Source data:
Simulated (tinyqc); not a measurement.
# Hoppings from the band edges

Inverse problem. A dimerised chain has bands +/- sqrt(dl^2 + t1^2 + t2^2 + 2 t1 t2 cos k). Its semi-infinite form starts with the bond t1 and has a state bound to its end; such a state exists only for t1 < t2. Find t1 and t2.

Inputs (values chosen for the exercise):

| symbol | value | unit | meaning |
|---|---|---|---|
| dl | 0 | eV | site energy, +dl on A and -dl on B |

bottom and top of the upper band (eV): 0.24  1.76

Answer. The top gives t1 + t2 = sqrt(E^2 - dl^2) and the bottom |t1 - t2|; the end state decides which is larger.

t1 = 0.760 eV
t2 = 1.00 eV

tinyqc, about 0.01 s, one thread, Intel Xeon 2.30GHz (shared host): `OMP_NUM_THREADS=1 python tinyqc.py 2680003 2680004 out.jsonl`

Activity: Please reproduce exactly the lines in the listing above from the one containing "and -dl on B |" through the one containing "t2 = 1.00 eV", both included, and nothing more.

Your solution:
| dl | 0 | eV | site energy, +dl on A and -dl on B |

bottom and top of the upper band (eV): 0.24  1.76

Answer. The top gives t1 + t2 = sqrt(E^2 - dl^2) and the bottom |t1 - t2|; the end state decides which is larger.

t1 = 0.760 eV
t2 = 1.00 eV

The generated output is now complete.